*****
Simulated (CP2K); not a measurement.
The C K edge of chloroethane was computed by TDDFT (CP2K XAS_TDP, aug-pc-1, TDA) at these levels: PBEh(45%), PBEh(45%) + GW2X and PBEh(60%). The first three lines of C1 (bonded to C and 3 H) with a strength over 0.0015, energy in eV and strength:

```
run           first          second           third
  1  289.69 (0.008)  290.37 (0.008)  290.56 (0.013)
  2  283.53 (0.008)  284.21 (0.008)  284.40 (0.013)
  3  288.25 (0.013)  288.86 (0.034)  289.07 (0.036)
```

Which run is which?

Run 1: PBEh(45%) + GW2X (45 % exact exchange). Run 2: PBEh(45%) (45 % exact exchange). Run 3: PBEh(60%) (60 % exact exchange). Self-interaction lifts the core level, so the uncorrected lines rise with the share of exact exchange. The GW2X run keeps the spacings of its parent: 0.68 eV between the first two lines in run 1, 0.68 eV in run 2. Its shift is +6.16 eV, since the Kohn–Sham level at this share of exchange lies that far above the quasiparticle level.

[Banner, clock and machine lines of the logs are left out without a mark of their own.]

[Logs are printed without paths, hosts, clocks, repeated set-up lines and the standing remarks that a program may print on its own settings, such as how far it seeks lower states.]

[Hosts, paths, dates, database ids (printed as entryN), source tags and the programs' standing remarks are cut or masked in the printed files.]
*****

WORK TASK: Repeat every line exactly, starting with the first line of the entries, and stop once the line containing "Which run is which?" has been given.

TASK OUTPUT:
Simulated (CP2K); not a measurement.
The C K edge of chloroethane was computed by TDDFT (CP2K XAS_TDP, aug-pc-1, TDA) at these levels: PBEh(45%), PBEh(45%) + GW2X and PBEh(60%). The first three lines of C1 (bonded to C and 3 H) with a strength over 0.0015, energy in eV and strength:

```
run           first          second           third
  1  289.69 (0.008)  290.37 (0.008)  290.56 (0.013)
  2  283.53 (0.008)  284.21 (0.008)  284.40 (0.013)
  3  288.25 (0.013)  288.86 (0.034)  289.07 (0.036)
```

Which run is which?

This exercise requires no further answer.